* **DATA EXTRACT**:
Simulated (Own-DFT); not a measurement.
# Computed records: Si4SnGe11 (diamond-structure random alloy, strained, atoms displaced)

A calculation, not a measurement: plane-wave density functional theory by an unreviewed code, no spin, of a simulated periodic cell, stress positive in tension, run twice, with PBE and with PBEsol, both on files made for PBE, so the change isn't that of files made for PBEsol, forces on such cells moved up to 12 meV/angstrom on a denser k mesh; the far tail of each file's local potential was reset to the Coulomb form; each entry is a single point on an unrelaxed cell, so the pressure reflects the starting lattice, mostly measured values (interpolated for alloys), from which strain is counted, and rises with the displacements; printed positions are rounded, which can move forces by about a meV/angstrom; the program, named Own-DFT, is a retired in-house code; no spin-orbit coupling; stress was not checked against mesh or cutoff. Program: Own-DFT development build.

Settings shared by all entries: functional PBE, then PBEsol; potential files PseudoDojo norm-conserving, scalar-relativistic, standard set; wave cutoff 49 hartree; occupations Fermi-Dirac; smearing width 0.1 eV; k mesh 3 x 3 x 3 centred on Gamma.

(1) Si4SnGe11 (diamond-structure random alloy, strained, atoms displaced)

* **ACTIVITY**: From the first line of the data above to the line containing "# Computed records: Si4SnGe11", repeat everything exactly and add nothing.

* **YOUR SOLUTION**:
Simulated (Own-DFT); not a measurement.
# Computed records: Si4SnGe11 (diamond-structure random alloy, strained, atoms displaced)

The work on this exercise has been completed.